◆ Brief: Please give back, word for word, only the lines starting at the one containing "Set up this" and ending at the one containing "- Net moment: 0.00 μB per cell" within the material below.

◆ Dataset:
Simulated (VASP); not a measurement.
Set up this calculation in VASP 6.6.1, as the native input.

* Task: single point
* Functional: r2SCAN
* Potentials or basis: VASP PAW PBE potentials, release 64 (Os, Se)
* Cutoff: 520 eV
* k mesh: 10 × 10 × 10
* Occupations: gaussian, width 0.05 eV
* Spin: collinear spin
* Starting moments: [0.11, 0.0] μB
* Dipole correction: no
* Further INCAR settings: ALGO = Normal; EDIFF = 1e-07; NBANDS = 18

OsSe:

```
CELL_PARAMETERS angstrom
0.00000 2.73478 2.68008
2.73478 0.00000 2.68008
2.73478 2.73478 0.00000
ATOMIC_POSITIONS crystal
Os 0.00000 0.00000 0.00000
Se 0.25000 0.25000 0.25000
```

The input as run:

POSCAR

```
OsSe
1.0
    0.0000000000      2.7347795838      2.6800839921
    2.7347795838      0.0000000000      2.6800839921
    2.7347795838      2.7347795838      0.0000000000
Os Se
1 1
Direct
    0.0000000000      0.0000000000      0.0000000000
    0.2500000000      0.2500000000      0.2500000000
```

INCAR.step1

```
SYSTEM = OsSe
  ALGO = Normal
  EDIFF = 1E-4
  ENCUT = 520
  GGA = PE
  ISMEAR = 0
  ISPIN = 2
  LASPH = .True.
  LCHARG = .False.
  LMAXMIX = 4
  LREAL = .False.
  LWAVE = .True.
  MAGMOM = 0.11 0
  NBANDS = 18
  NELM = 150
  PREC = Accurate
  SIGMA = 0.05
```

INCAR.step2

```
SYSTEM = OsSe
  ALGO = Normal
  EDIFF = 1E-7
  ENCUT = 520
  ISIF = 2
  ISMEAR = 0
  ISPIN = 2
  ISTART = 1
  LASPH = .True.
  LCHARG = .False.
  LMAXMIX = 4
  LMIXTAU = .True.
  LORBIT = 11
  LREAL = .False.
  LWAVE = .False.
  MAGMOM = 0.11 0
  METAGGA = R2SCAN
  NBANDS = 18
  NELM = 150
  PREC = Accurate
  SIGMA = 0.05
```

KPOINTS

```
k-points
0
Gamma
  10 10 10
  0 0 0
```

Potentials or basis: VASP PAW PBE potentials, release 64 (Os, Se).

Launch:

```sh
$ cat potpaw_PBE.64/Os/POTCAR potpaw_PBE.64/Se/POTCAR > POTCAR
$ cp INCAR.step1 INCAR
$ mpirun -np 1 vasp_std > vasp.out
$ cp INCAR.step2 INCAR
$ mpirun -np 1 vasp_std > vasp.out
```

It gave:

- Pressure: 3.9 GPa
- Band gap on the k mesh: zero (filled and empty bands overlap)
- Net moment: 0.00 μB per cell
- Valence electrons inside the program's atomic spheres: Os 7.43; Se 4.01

◆ Task result:
Set up this calculation in VASP 6.6.1, as the native input.

* Task: single point
* Functional: r2SCAN
* Potentials or basis: VASP PAW PBE potentials, release 64 (Os, Se)
* Cutoff: 520 eV
* k mesh: 10 × 10 × 10
* Occupations: gaussian, width 0.05 eV
* Spin: collinear spin
* Starting moments: [0.11, 0.0] μB
* Dipole correction: no
* Further INCAR settings: ALGO = Normal; EDIFF = 1e-07; NBANDS = 18

OsSe:

```
CELL_PARAMETERS angstrom
0.00000 2.73478 2.68008
2.73478 0.00000 2.68008
2.73478 2.73478 0.00000
ATOMIC_POSITIONS crystal
Os 0.00000 0.00000 0.00000
Se 0.25000 0.25000 0.25000
```

The input as run:

POSCAR

```
OsSe
1.0
    0.0000000000      2.7347795838      2.6800839921
    2.7347795838      0.0000000000      2.6800839921
    2.7347795838      2.7347795838      0.0000000000
Os Se
1 1
Direct
    0.0000000000      0.0000000000      0.0000000000
    0.2500000000      0.2500000000      0.2500000000
```

INCAR.step1

```
SYSTEM = OsSe
  ALGO = Normal
  EDIFF = 1E-4
  ENCUT = 520
  GGA = PE
  ISMEAR = 0
  ISPIN = 2
  LASPH = .True.
  LCHARG = .False.
  LMAXMIX = 4
  LREAL = .False.
  LWAVE = .True.
  MAGMOM = 0.11 0
  NBANDS = 18
  NELM = 150
  PREC = Accurate
  SIGMA = 0.05
```

INCAR.step2

```
SYSTEM = OsSe
  ALGO = Normal
  EDIFF = 1E-7
  ENCUT = 520
  ISIF = 2
  ISMEAR = 0
  ISPIN = 2
  ISTART = 1
  LASPH = .True.
  LCHARG = .False.
  LMAXMIX = 4
  LMIXTAU = .True.
  LORBIT = 11
  LREAL = .False.
  LWAVE = .False.
  MAGMOM = 0.11 0
  METAGGA = R2SCAN
  NBANDS = 18
  NELM = 150
  PREC = Accurate
  SIGMA = 0.05
```

KPOINTS

```
k-points
0
Gamma
  10 10 10
  0 0 0
```

Potentials or basis: VASP PAW PBE potentials, release 64 (Os, Se).

Launch:

```sh
$ cat potpaw_PBE.64/Os/POTCAR potpaw_PBE.64/Se/POTCAR > POTCAR
$ cp INCAR.step1 INCAR
$ mpirun -np 1 vasp_std > vasp.out
$ cp INCAR.step2 INCAR
$ mpirun -np 1 vasp_std > vasp.out
```

It gave:

- Pressure: 3.9 GPa
- Band gap on the k mesh: zero (filled and empty bands overlap)
- Net moment: 0.00 μB per cell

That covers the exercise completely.